━━━━━━━━━━━━━━━━

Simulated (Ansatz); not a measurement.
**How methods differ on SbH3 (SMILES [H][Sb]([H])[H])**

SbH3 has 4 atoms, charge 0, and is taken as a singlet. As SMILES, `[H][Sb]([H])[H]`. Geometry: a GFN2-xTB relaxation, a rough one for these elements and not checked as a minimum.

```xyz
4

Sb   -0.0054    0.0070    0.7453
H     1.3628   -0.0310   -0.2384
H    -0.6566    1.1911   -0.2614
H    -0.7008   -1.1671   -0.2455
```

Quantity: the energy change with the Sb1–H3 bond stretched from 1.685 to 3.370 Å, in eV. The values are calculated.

━━━━━━━━━━━━━━━━

Task item:
Restate the entries above, keeping every word intact.

Written answer:
Simulated (Ansatz); not a measurement.
**How methods differ on SbH3 (SMILES [H][Sb]([H])[H])**

SbH3 has 4 atoms, charge 0, and is taken as a singlet. As SMILES, `[H][Sb]([H])[H]`. Geometry: a GFN2-xTB relaxation, a rough one for these elements and not checked as a minimum.

```xyz
4

Sb   -0.0054    0.0070    0.7453
H     1.3628   -0.0310   -0.2384
H    -0.6566    1.1911   -0.2614
H    -0.7008   -1.1671   -0.2455
```

Quantity: the energy change with the Sb1–H3 bond stretched from 1.685 to 3.370 Å, in eV. The values are calculated.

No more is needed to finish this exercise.